◆ ◆ ◆

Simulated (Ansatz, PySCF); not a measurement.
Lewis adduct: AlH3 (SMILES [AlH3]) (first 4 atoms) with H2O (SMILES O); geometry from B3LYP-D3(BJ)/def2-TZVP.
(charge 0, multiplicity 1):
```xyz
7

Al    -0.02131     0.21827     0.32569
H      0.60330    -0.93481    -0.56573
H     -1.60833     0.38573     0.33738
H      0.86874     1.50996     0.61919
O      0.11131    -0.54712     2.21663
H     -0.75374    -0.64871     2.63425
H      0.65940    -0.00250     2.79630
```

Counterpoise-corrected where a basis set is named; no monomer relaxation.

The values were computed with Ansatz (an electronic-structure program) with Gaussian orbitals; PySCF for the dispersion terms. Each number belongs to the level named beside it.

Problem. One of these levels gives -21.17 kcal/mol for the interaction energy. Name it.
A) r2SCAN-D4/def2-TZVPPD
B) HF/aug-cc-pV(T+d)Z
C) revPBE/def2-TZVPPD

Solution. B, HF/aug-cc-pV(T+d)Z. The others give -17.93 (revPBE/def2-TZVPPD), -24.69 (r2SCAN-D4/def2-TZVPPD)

◆ ◆ ◆

WORK ITEM
Would you give the data above again, exactly as written?

YOUR SOLUTION
Simulated (Ansatz, PySCF); not a measurement.
Lewis adduct: AlH3 (SMILES [AlH3]) (first 4 atoms) with H2O (SMILES O); geometry from B3LYP-D3(BJ)/def2-TZVP.
(charge 0, multiplicity 1):
```xyz
7

Al    -0.02131     0.21827     0.32569
H      0.60330    -0.93481    -0.56573
H     -1.60833     0.38573     0.33738
H      0.86874     1.50996     0.61919
O      0.11131    -0.54712     2.21663
H     -0.75374    -0.64871     2.63425
H      0.65940    -0.00250     2.79630
```

Counterpoise-corrected where a basis set is named; no monomer relaxation.

The values were computed with Ansatz (an electronic-structure program) with Gaussian orbitals; PySCF for the dispersion terms. Each number belongs to the level named beside it.

Problem. One of these levels gives -21.17 kcal/mol for the interaction energy. Name it.
A) r2SCAN-D4/def2-TZVPPD
B) HF/aug-cc-pV(T+d)Z
C) revPBE/def2-TZVPPD

Solution. B, HF/aug-cc-pV(T+d)Z. The others give -17.93 (revPBE/def2-TZVPPD), -24.69 (r2SCAN-D4/def2-TZVPPD)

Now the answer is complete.